→ Required action: Reproduce the entries that follow, exactly and in full.

......

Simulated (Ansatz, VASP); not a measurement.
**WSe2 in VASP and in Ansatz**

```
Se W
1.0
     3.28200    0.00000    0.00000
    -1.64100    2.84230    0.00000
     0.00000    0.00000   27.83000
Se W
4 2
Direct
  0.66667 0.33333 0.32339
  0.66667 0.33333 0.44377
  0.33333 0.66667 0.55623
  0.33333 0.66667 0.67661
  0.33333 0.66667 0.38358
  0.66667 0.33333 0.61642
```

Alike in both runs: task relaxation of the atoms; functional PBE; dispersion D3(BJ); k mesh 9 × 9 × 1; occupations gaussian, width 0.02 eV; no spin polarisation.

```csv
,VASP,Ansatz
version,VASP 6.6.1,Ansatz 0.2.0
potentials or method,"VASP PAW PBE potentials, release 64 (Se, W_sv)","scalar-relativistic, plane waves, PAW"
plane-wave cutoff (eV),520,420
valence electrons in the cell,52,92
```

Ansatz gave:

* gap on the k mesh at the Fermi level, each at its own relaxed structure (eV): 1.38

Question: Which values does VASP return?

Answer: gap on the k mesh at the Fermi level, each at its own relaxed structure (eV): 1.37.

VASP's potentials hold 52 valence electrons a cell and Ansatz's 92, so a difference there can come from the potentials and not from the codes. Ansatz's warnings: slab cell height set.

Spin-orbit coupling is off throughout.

......

→ Your solution:
Simulated (Ansatz, VASP); not a measurement.
**WSe2 in VASP and in Ansatz**

```
Se W
1.0
     3.28200    0.00000    0.00000
    -1.64100    2.84230    0.00000
     0.00000    0.00000   27.83000
Se W
4 2
Direct
  0.66667 0.33333 0.32339
  0.66667 0.33333 0.44377
  0.33333 0.66667 0.55623
  0.33333 0.66667 0.67661
  0.33333 0.66667 0.38358
  0.66667 0.33333 0.61642
```

Alike in both runs: task relaxation of the atoms; functional PBE; dispersion D3(BJ); k mesh 9 × 9 × 1; occupations gaussian, width 0.02 eV; no spin polarisation.

```csv
,VASP,Ansatz
version,VASP 6.6.1,Ansatz 0.2.0
potentials or method,"VASP PAW PBE potentials, release 64 (Se, W_sv)","scalar-relativistic, plane waves, PAW"
plane-wave cutoff (eV),520,420
valence electrons in the cell,52,92
```

Ansatz gave:

* gap on the k mesh at the Fermi level, each at its own relaxed structure (eV): 1.38

Question: Which values does VASP return?

Answer: gap on the k mesh at the Fermi level, each at its own relaxed structure (eV): 1.37.

VASP's potentials hold 52 valence electrons a cell and Ansatz's 92, so a difference there can come from the potentials and not from the codes. Ansatz's warnings: slab cell height set.

Spin-orbit coupling is off throughout.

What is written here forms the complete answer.